→ Assigned task
Below are some records; reproduce every one of them exactly.

*** Given entries ***

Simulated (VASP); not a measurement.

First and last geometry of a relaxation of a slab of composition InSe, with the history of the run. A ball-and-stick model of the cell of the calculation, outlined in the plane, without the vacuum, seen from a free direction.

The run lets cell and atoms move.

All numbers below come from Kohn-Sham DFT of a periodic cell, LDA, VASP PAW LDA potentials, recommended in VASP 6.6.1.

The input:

*** End of Given entries ***

→ Response box
Simulated (VASP); not a measurement.

First and last geometry of a relaxation of a slab of composition InSe, with the history of the run. A ball-and-stick model of the cell of the calculation, outlined in the plane, without the vacuum, seen from a free direction.

The run lets cell and atoms move.

All numbers below come from Kohn-Sham DFT of a periodic cell, LDA, VASP PAW LDA potentials, recommended in VASP 6.6.1.

The input:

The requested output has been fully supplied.